Work task:
An identical copy of every entry below is the required output.

Available data:
□ □ □ □ □ □ □
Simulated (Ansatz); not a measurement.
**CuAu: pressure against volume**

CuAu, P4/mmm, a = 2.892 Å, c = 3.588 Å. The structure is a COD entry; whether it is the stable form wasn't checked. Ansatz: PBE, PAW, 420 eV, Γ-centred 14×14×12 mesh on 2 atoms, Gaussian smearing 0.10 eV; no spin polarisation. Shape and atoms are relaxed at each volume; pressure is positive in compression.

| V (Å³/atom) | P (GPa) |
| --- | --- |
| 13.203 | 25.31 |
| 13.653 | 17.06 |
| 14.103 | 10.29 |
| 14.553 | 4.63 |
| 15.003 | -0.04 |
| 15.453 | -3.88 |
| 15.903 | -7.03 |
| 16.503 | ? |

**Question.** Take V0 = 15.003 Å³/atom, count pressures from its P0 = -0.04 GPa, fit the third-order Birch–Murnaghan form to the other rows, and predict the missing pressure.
□ □ □ □ □ □ □

Written reply:
Simulated (Ansatz); not a measurement.
**CuAu: pressure against volume**

CuAu, P4/mmm, a = 2.892 Å, c = 3.588 Å. The structure is a COD entry; whether it is the stable form wasn't checked. Ansatz: PBE, PAW, 420 eV, Γ-centred 14×14×12 mesh on 2 atoms, Gaussian smearing 0.10 eV; no spin polarisation. Shape and atoms are relaxed at each volume; pressure is positive in compression.

| V (Å³/atom) | P (GPa) |
| --- | --- |
| 13.203 | 25.31 |
| 13.653 | 17.06 |
| 14.103 | 10.29 |
| 14.553 | 4.63 |
| 15.003 | -0.04 |
| 15.453 | -3.88 |
| 15.903 | -7.03 |
| 16.503 | ? |

**Question.** Take V0 = 15.003 Å³/atom, count pressures from its P0 = -0.04 GPa, fit the third-order Birch–Murnaghan form to the other rows, and predict the missing pressure.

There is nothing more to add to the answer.